─── Data excerpts

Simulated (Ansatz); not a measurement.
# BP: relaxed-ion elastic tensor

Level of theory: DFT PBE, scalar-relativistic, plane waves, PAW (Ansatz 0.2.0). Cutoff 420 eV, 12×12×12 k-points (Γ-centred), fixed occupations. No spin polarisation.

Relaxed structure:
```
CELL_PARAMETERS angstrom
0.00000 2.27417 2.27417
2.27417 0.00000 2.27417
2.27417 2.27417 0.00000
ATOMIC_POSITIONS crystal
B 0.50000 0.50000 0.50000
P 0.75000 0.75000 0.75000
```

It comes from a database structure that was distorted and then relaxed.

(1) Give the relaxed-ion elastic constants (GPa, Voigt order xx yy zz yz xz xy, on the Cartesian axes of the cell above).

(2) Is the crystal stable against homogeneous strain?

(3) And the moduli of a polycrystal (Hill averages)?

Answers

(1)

──────

Give the data back in full, exactly as written.

Simulated (Ansatz); not a measurement.
# BP: relaxed-ion elastic tensor

Level of theory: DFT PBE, scalar-relativistic, plane waves, PAW (Ansatz 0.2.0). Cutoff 420 eV, 12×12×12 k-points (Γ-centred), fixed occupations. No spin polarisation.

Relaxed structure:
```
CELL_PARAMETERS angstrom
0.00000 2.27417 2.27417
2.27417 0.00000 2.27417
2.27417 2.27417 0.00000
ATOMIC_POSITIONS crystal
B 0.50000 0.50000 0.50000
P 0.75000 0.75000 0.75000
```

It comes from a database structure that was distorted and then relaxed.

(1) Give the relaxed-ion elastic constants (GPa, Voigt order xx yy zz yz xz xy, on the Cartesian axes of the cell above).

(2) Is the crystal stable against homogeneous strain?

(3) And the moduli of a polycrystal (Hill averages)?

Answers

(1)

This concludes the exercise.